▶ [Work request] A faithful copy of the whole listing is the goal. Match it exactly.

──────── Recorded data

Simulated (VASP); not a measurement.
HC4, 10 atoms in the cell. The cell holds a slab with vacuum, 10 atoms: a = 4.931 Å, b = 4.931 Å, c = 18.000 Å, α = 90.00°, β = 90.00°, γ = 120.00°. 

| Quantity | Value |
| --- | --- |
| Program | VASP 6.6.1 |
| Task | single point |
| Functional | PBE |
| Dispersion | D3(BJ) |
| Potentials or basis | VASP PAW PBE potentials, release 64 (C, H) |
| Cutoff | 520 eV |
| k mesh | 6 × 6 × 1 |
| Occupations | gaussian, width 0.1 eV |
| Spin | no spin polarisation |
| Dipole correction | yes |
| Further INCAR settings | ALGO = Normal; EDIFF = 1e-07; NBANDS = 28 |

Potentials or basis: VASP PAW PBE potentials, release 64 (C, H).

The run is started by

────────────────

▶ [Answer area]
Simulated (VASP); not a measurement.
HC4, 10 atoms in the cell. The cell holds a slab with vacuum, 10 atoms: a = 4.931 Å, b = 4.931 Å, c = 18.000 Å, α = 90.00°, β = 90.00°, γ = 120.00°. 

| Quantity | Value |
| --- | --- |
| Program | VASP 6.6.1 |
| Task | single point |
| Functional | PBE |
| Dispersion | D3(BJ) |
| Potentials or basis | VASP PAW PBE potentials, release 64 (C, H) |
| Cutoff | 520 eV |
| k mesh | 6 × 6 × 1 |
| Occupations | gaussian, width 0.1 eV |
| Spin | no spin polarisation |
| Dipole correction | yes |
| Further INCAR settings | ALGO = Normal; EDIFF = 1e-07; NBANDS = 28 |

Potentials or basis: VASP PAW PBE potentials, release 64 (C, H).

The run is started by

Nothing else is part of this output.